- **Exercise data**
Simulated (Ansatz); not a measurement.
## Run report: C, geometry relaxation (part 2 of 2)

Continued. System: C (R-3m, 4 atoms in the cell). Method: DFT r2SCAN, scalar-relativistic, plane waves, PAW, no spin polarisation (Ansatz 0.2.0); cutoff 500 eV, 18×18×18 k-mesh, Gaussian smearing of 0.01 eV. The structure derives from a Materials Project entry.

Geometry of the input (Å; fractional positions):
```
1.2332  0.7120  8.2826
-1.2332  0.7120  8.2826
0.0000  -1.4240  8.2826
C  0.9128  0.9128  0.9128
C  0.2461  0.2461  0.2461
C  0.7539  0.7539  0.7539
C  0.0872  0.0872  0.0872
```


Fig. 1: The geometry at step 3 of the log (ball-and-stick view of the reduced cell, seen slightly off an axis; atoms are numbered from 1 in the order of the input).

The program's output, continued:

- **Work order**
Word for word, restate the lines above from the line containing "## Run report: C, geometry" through the line containing "Fig. 1: The", with both included and nothing else.

- **Solution**
## Run report: C, geometry relaxation (part 2 of 2)

Continued. System: C (R-3m, 4 atoms in the cell). Method: DFT r2SCAN, scalar-relativistic, plane waves, PAW, no spin polarisation (Ansatz 0.2.0); cutoff 500 eV, 18×18×18 k-mesh, Gaussian smearing of 0.01 eV. The structure derives from a Materials Project entry.

Geometry of the input (Å; fractional positions):
```
1.2332  0.7120  8.2826
-1.2332  0.7120  8.2826
0.0000  -1.4240  8.2826
C  0.9128  0.9128  0.9128
C  0.2461  0.2461  0.2461
C  0.7539  0.7539  0.7539
C  0.0872  0.0872  0.0872
```


Fig. 1: The geometry at step 3 of the log (ball-and-stick view of the reduced cell, seen slightly off an axis; atoms are numbered from 1 in the order of the input).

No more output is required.